• Required action: Only the lines from the start of the entries up to and including the line with "3.96 | -1.6 | - |" should be written out, exactly as they stand.

• Material shown:
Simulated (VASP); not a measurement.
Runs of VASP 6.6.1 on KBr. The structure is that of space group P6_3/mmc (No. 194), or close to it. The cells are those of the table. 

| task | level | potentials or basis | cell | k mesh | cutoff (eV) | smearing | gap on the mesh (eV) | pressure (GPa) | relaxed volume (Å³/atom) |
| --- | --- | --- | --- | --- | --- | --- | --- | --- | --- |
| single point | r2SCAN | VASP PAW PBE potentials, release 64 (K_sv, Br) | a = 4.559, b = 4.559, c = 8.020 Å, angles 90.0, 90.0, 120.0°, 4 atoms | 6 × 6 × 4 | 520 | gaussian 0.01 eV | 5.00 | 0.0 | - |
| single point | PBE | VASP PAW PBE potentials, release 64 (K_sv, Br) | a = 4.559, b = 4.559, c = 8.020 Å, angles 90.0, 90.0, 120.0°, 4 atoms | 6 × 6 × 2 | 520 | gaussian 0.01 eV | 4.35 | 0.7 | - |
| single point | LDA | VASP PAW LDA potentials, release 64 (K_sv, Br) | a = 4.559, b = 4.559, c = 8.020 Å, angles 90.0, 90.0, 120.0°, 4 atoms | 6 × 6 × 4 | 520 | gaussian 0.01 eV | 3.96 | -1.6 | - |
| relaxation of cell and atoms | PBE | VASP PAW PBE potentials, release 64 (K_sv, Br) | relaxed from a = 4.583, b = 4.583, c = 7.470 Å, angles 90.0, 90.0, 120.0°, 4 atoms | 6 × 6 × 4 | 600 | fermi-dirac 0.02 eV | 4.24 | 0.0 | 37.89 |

• Problem solution:
Simulated (VASP); not a measurement.
Runs of VASP 6.6.1 on KBr. The structure is that of space group P6_3/mmc (No. 194), or close to it. The cells are those of the table. 

| task | level | potentials or basis | cell | k mesh | cutoff (eV) | smearing | gap on the mesh (eV) | pressure (GPa) | relaxed volume (Å³/atom) |
| --- | --- | --- | --- | --- | --- | --- | --- | --- | --- |
| single point | r2SCAN | VASP PAW PBE potentials, release 64 (K_sv, Br) | a = 4.559, b = 4.559, c = 8.020 Å, angles 90.0, 90.0, 120.0°, 4 atoms | 6 × 6 × 4 | 520 | gaussian 0.01 eV | 5.00 | 0.0 | - |
| single point | PBE | VASP PAW PBE potentials, release 64 (K_sv, Br) | a = 4.559, b = 4.559, c = 8.020 Å, angles 90.0, 90.0, 120.0°, 4 atoms | 6 × 6 × 2 | 520 | gaussian 0.01 eV | 4.35 | 0.7 | - |
| single point | LDA | VASP PAW LDA potentials, release 64 (K_sv, Br) | a = 4.559, b = 4.559, c = 8.020 Å, angles 90.0, 90.0, 120.0°, 4 atoms | 6 × 6 × 4 | 520 | gaussian 0.01 eV | 3.96 | -1.6 | - |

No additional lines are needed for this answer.